★ ★ ★

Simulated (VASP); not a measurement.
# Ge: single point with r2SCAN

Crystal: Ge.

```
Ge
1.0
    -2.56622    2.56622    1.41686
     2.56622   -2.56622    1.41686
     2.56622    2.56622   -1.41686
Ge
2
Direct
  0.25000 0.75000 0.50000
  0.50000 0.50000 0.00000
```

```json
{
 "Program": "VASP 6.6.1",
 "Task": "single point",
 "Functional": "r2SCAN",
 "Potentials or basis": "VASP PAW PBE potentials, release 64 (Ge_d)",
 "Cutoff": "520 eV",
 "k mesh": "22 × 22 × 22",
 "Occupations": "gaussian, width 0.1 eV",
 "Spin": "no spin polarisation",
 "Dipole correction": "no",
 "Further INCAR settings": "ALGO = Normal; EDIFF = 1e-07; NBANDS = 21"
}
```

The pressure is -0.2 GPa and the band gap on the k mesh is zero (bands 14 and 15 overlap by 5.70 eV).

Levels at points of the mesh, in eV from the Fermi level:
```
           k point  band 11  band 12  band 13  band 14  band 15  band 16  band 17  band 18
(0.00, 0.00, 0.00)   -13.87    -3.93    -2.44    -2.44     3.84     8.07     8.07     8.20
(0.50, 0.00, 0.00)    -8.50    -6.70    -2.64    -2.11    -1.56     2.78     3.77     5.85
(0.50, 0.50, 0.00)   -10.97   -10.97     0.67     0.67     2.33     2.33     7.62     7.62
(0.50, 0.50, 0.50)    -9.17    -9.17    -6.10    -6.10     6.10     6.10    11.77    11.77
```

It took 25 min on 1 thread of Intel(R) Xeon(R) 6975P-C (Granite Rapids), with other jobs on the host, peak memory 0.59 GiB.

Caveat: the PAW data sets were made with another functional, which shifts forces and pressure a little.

★ ★ ★

- [Task item] From the first line of the records to the line containing "The pressure is", inclusive, transcribe everything exactly and leave out the rest.

- [Response area]
Simulated (VASP); not a measurement.
# Ge: single point with r2SCAN

Crystal: Ge.

```
Ge
1.0
    -2.56622    2.56622    1.41686
     2.56622   -2.56622    1.41686
     2.56622    2.56622   -1.41686
Ge
2
Direct
  0.25000 0.75000 0.50000
  0.50000 0.50000 0.00000
```

```json
{
 "Program": "VASP 6.6.1",
 "Task": "single point",
 "Functional": "r2SCAN",
 "Potentials or basis": "VASP PAW PBE potentials, release 64 (Ge_d)",
 "Cutoff": "520 eV",
 "k mesh": "22 × 22 × 22",
 "Occupations": "gaussian, width 0.1 eV",
 "Spin": "no spin polarisation",
 "Dipole correction": "no",
 "Further INCAR settings": "ALGO = Normal; EDIFF = 1e-07; NBANDS = 21"
}
```

The pressure is -0.2 GPa and the band gap on the k mesh is zero (bands 14 and 15 overlap by 5.70 eV).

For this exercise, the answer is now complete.